* Work order *
The answer must be an exact copy of every record.

Start of Block

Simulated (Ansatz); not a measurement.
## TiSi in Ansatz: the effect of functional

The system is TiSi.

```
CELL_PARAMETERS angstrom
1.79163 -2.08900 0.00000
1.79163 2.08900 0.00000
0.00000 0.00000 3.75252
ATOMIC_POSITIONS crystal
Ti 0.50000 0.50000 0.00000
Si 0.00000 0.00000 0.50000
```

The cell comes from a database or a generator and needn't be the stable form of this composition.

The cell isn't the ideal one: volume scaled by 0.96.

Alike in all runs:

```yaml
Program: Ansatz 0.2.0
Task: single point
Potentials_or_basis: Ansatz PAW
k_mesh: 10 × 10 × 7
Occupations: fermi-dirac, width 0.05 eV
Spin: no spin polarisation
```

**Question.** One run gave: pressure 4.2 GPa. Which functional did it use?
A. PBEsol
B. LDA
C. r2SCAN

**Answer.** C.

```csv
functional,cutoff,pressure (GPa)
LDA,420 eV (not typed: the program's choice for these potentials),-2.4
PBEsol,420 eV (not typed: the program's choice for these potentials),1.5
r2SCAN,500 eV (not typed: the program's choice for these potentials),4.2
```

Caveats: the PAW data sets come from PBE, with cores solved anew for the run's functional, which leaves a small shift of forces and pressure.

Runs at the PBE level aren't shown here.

End of Block

* Exercise solution *
Simulated (Ansatz); not a measurement.
## TiSi in Ansatz: the effect of functional

The system is TiSi.

```
CELL_PARAMETERS angstrom
1.79163 -2.08900 0.00000
1.79163 2.08900 0.00000
0.00000 0.00000 3.75252
ATOMIC_POSITIONS crystal
Ti 0.50000 0.50000 0.00000
Si 0.00000 0.00000 0.50000
```

The cell comes from a database or a generator and needn't be the stable form of this composition.

The cell isn't the ideal one: volume scaled by 0.96.

Alike in all runs:

```yaml
Program: Ansatz 0.2.0
Task: single point
Potentials_or_basis: Ansatz PAW
k_mesh: 10 × 10 × 7
Occupations: fermi-dirac, width 0.05 eV
Spin: no spin polarisation
```

**Question.** One run gave: pressure 4.2 GPa. Which functional did it use?
A. PBEsol
B. LDA
C. r2SCAN

**Answer.** C.

```csv
functional,cutoff,pressure (GPa)
LDA,420 eV (not typed: the program's choice for these potentials),-2.4
PBEsol,420 eV (not typed: the program's choice for these potentials),1.5
r2SCAN,500 eV (not typed: the program's choice for these potentials),4.2
```

Caveats: the PAW data sets come from PBE, with cores solved anew for the run's functional, which leaves a small shift of forces and pressure.

Runs at the PBE level aren't shown here.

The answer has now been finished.